» ASSIGNED TASK
Everything from the first line of the material below through the line containing "The cell and" must be retyped exactly, and nothing past it.

» DATASET
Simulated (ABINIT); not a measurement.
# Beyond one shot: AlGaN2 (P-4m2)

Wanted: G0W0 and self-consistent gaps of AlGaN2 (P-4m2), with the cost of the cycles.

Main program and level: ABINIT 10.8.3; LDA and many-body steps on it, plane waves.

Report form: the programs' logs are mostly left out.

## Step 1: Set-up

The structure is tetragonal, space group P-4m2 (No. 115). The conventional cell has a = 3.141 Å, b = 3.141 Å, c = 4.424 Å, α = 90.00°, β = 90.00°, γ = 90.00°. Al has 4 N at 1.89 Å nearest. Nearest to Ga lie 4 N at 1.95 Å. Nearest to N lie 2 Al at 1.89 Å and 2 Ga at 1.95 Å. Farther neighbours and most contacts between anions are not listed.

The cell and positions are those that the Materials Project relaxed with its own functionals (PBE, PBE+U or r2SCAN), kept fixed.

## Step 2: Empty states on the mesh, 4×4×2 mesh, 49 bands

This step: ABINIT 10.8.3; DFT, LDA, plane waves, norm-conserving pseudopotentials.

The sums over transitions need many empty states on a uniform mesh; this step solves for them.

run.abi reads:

» RESPONSE BOX
Simulated (ABINIT); not a measurement.
# Beyond one shot: AlGaN2 (P-4m2)

Wanted: G0W0 and self-consistent gaps of AlGaN2 (P-4m2), with the cost of the cycles.

Main program and level: ABINIT 10.8.3; LDA and many-body steps on it, plane waves.

Report form: the programs' logs are mostly left out.

## Step 1: Set-up

The structure is tetragonal, space group P-4m2 (No. 115). The conventional cell has a = 3.141 Å, b = 3.141 Å, c = 4.424 Å, α = 90.00°, β = 90.00°, γ = 90.00°. Al has 4 N at 1.89 Å nearest. Nearest to Ga lie 4 N at 1.95 Å. Nearest to N lie 2 Al at 1.89 Å and 2 Ga at 1.95 Å. Farther neighbours and most contacts between anions are not listed.

The cell and positions are those that the Materials Project relaxed with its own functionals (PBE, PBE+U or r2SCAN), kept fixed.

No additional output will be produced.